Work task => Write out every record in full, keeping each character exactly as it is.

Supplied records =>
-- Opening Marker --
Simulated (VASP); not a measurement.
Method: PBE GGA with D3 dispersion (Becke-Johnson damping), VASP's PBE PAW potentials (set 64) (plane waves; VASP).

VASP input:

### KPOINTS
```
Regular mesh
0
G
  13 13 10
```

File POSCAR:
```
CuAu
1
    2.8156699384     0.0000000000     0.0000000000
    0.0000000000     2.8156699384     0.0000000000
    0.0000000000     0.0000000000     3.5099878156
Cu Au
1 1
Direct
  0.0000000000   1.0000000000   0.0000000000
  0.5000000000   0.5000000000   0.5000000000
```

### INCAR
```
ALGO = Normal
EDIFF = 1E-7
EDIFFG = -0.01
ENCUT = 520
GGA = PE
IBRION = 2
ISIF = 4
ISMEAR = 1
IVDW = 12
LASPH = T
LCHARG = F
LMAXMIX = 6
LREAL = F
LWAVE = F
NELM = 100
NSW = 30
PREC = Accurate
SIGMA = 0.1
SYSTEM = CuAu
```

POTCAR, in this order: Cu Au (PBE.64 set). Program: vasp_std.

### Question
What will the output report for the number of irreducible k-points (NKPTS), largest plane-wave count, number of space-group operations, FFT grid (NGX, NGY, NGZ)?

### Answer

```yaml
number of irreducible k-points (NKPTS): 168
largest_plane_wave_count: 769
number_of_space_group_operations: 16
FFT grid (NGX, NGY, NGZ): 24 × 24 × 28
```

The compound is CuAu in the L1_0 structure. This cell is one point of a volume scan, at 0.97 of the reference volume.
-- Closing Marker --

Your response =>
Simulated (VASP); not a measurement.
Method: PBE GGA with D3 dispersion (Becke-Johnson damping), VASP's PBE PAW potentials (set 64) (plane waves; VASP).

VASP input:

### KPOINTS
```
Regular mesh
0
G
  13 13 10
```

File POSCAR:
```
CuAu
1
    2.8156699384     0.0000000000     0.0000000000
    0.0000000000     2.8156699384     0.0000000000
    0.0000000000     0.0000000000     3.5099878156
Cu Au
1 1
Direct
  0.0000000000   1.0000000000   0.0000000000
  0.5000000000   0.5000000000   0.5000000000
```

### INCAR
```
ALGO = Normal
EDIFF = 1E-7
EDIFFG = -0.01
ENCUT = 520
GGA = PE
IBRION = 2
ISIF = 4
ISMEAR = 1
IVDW = 12
LASPH = T
LCHARG = F
LMAXMIX = 6
LREAL = F
LWAVE = F
NELM = 100
NSW = 30
PREC = Accurate
SIGMA = 0.1
SYSTEM = CuAu
```

POTCAR, in this order: Cu Au (PBE.64 set). Program: vasp_std.

### Question
What will the output report for the number of irreducible k-points (NKPTS), largest plane-wave count, number of space-group operations, FFT grid (NGX, NGY, NGZ)?

### Answer

```yaml
number of irreducible k-points (NKPTS): 168
largest_plane_wave_count: 769
number_of_space_group_operations: 16
FFT grid (NGX, NGY, NGZ): 24 × 24 × 28
```

The compound is CuAu in the L1_0 structure. This cell is one point of a volume scan, at 0.97 of the reference volume.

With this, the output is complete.